## [Task item]
Copy the lines below exactly. Start at the first and finish with the line containing "of the input).*".

####

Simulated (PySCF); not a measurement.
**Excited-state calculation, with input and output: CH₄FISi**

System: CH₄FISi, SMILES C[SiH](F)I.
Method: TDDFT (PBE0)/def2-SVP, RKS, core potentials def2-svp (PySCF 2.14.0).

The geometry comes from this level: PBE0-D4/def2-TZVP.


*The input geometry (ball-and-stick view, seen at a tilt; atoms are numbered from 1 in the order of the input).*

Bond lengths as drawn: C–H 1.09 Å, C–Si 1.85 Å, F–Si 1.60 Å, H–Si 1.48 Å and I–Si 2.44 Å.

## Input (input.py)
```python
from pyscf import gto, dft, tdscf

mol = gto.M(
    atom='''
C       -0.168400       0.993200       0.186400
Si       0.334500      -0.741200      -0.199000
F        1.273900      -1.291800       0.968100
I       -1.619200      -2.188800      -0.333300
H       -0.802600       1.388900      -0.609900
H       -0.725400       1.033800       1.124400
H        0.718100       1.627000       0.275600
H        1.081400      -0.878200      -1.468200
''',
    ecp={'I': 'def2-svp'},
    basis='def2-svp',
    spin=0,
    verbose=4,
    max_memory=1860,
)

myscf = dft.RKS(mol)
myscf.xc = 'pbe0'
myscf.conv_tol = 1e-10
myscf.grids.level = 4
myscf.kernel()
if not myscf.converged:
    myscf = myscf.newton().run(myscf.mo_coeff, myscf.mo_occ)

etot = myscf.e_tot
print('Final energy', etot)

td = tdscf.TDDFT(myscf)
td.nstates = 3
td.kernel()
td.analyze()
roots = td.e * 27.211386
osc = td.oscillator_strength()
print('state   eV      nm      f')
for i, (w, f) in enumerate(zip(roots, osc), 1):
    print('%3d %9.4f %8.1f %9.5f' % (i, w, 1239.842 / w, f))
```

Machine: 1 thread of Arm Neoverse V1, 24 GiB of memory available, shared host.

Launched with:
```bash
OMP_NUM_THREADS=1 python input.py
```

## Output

####

## [Exercise output]
Simulated (PySCF); not a measurement.
**Excited-state calculation, with input and output: CH₄FISi**

System: CH₄FISi, SMILES C[SiH](F)I.
Method: TDDFT (PBE0)/def2-SVP, RKS, core potentials def2-svp (PySCF 2.14.0).

The geometry comes from this level: PBE0-D4/def2-TZVP.


*The input geometry (ball-and-stick view, seen at a tilt; atoms are numbered from 1 in the order of the input).*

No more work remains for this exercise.